= ACTION ITEM =
Exact repetition is required: output every record in full.

-- Opening Marker --

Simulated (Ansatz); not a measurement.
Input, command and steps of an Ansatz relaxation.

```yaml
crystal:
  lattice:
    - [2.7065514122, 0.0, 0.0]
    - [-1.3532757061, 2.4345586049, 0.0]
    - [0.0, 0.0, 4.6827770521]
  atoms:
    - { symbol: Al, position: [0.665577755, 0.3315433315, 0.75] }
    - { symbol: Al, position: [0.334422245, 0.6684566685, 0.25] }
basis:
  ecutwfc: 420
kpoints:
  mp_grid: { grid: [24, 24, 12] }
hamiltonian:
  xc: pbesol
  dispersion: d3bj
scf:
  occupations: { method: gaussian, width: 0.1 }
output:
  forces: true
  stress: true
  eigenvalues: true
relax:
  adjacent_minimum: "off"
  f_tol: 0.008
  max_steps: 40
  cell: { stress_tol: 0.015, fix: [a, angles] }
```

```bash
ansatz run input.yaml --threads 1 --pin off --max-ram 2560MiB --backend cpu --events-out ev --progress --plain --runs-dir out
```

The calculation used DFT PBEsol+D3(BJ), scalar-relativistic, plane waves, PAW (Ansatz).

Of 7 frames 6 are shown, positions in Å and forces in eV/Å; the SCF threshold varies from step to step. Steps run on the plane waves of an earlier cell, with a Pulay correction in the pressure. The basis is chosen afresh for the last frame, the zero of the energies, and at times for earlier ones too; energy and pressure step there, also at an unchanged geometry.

-- Closing Marker --

= ANSWER SPACE =
Simulated (Ansatz); not a measurement.
Input, command and steps of an Ansatz relaxation.

```yaml
crystal:
  lattice:
    - [2.7065514122, 0.0, 0.0]
    - [-1.3532757061, 2.4345586049, 0.0]
    - [0.0, 0.0, 4.6827770521]
  atoms:
    - { symbol: Al, position: [0.665577755, 0.3315433315, 0.75] }
    - { symbol: Al, position: [0.334422245, 0.6684566685, 0.25] }
basis:
  ecutwfc: 420
kpoints:
  mp_grid: { grid: [24, 24, 12] }
hamiltonian:
  xc: pbesol
  dispersion: d3bj
scf:
  occupations: { method: gaussian, width: 0.1 }
output:
  forces: true
  stress: true
  eigenvalues: true
relax:
  adjacent_minimum: "off"
  f_tol: 0.008
  max_steps: 40
  cell: { stress_tol: 0.015, fix: [a, angles] }
```

```bash
ansatz run input.yaml --threads 1 --pin off --max-ram 2560MiB --backend cpu --events-out ev --progress --plain --runs-dir out
```

The calculation used DFT PBEsol+D3(BJ), scalar-relativistic, plane waves, PAW (Ansatz).

Of 7 frames 6 are shown, positions in Å and forces in eV/Å; the SCF threshold varies from step to step. Steps run on the plane waves of an earlier cell, with a Pulay correction in the pressure. The basis is chosen afresh for the last frame, the zero of the energies, and at times for earlier ones too; energy and pressure step there, also at an unchanged geometry.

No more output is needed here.